[Extracted material]
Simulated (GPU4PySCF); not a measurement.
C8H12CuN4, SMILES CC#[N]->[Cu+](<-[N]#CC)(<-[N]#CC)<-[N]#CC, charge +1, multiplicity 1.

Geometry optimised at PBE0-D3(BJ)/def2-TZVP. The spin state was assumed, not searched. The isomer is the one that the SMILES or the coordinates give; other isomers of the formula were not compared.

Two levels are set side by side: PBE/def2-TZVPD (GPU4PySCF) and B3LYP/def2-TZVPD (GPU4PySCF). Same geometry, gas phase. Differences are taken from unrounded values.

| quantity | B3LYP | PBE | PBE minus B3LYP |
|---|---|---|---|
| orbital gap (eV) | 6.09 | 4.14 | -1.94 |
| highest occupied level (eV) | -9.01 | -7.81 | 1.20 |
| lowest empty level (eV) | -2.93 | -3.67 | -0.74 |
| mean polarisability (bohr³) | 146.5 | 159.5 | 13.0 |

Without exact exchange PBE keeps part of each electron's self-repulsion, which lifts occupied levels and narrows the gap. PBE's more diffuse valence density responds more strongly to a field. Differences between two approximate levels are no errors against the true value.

[Activity] Print the records above verbatim from their first line to the line containing "159.5 | 13.0 |", both included, and stop there.

[Exercise result]
Simulated (GPU4PySCF); not a measurement.
C8H12CuN4, SMILES CC#[N]->[Cu+](<-[N]#CC)(<-[N]#CC)<-[N]#CC, charge +1, multiplicity 1.

Geometry optimised at PBE0-D3(BJ)/def2-TZVP. The spin state was assumed, not searched. The isomer is the one that the SMILES or the coordinates give; other isomers of the formula were not compared.

Two levels are set side by side: PBE/def2-TZVPD (GPU4PySCF) and B3LYP/def2-TZVPD (GPU4PySCF). Same geometry, gas phase. Differences are taken from unrounded values.

| quantity | B3LYP | PBE | PBE minus B3LYP |
|---|---|---|---|
| orbital gap (eV) | 6.09 | 4.14 | -1.94 |
| highest occupied level (eV) | -9.01 | -7.81 | 1.20 |
| lowest empty level (eV) | -2.93 | -3.67 | -0.74 |
| mean polarisability (bohr³) | 146.5 | 159.5 | 13.0 |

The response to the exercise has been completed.